**BRIEF**
Write out only the opening lines of the entries, through the line with "Method: Ansatz, DFT".

**DATA EXTRACTS**
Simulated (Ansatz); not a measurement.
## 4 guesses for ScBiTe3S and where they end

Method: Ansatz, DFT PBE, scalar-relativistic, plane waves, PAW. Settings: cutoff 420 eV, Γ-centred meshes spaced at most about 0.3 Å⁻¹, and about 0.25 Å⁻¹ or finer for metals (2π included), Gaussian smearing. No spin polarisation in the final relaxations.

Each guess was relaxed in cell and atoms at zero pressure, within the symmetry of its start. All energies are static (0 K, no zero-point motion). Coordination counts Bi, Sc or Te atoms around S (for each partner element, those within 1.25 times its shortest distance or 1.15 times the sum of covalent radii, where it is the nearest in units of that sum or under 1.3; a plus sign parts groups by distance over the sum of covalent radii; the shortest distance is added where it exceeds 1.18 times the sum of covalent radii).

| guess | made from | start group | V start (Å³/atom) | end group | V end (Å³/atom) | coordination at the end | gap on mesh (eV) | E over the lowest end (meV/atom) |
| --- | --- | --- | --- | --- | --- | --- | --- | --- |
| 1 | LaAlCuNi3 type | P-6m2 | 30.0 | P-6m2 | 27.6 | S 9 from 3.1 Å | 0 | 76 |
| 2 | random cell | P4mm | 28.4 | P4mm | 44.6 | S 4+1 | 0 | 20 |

**WORKED SOLUTION**
Simulated (Ansatz); not a measurement.
## 4 guesses for ScBiTe3S and where they end

Method: Ansatz, DFT PBE, scalar-relativistic, plane waves, PAW. Settings: cutoff 420 eV, Γ-centred meshes spaced at most about 0.3 Å⁻¹, and about 0.25 Å⁻¹ or finer for metals (2π included), Gaussian smearing. No spin polarisation in the final relaxations.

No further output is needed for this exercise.